• **Task item**
Which lines run from the line with "Cartesian coordinates in" through the line with "Problem. Does the" in the entries below? Print them exactly, both ends included, and nothing more.

──────────

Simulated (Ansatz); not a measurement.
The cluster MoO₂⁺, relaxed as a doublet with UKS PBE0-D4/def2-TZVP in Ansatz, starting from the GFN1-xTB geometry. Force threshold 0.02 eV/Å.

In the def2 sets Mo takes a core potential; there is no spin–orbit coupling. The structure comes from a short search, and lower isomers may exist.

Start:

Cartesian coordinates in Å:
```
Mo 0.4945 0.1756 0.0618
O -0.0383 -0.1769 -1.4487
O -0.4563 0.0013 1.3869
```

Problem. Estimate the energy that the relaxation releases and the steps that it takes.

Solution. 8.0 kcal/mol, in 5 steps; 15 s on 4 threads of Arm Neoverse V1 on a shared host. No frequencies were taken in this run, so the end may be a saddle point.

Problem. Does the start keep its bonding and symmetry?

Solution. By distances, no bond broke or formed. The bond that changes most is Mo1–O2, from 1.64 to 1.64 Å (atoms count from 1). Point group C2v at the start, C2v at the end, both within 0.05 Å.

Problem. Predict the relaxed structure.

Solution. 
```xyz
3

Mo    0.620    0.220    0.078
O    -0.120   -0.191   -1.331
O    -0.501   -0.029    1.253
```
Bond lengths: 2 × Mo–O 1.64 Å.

──────────

• **Answer section**
Cartesian coordinates in Å:
```
Mo 0.4945 0.1756 0.0618
O -0.0383 -0.1769 -1.4487
O -0.4563 0.0013 1.3869
```

Problem. Estimate the energy that the relaxation releases and the steps that it takes.

Solution. 8.0 kcal/mol, in 5 steps; 15 s on 4 threads of Arm Neoverse V1 on a shared host. No frequencies were taken in this run, so the end may be a saddle point.

Problem. Does the start keep its bonding and symmetry?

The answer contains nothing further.